◆ Required action
Would you copy the material below word for word, beginning with its first line and ending with the line that contains "Ta2N, space group"?

◆ Data for analysis
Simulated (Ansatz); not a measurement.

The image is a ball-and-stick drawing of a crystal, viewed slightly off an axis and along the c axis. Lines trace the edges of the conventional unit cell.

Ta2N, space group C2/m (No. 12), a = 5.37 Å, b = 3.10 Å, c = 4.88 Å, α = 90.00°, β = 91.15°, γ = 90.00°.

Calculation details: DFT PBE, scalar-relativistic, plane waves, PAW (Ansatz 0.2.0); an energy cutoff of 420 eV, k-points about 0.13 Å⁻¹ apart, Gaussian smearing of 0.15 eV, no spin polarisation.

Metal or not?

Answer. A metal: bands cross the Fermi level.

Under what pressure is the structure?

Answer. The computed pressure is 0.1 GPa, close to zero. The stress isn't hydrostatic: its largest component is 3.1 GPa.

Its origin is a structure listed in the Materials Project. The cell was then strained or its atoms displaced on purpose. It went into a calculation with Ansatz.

◆ Solution
Simulated (Ansatz); not a measurement.

The image is a ball-and-stick drawing of a crystal, viewed slightly off an axis and along the c axis. Lines trace the edges of the conventional unit cell.

Ta2N, space group C2/m (No. 12), a = 5.37 Å, b = 3.10 Å, c = 4.88 Å, α = 90.00°, β = 91.15°, γ = 90.00°.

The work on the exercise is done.